*** INFORMATION SUPPLIED ***
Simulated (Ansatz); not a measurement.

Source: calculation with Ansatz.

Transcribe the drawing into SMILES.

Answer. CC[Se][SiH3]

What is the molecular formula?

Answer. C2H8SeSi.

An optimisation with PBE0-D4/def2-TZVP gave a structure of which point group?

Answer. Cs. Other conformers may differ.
*** End of INFORMATION SUPPLIED ***

### WORK REQUEST
Produce an exact copy of the entries above.

### EXPECTED ANSWER
Simulated (Ansatz); not a measurement.

Source: calculation with Ansatz.

Transcribe the drawing into SMILES.

Answer. CC[Se][SiH3]

What is the molecular formula?

Answer. C2H8SeSi.

An optimisation with PBE0-D4/def2-TZVP gave a structure of which point group?

Answer. Cs. Other conformers may differ.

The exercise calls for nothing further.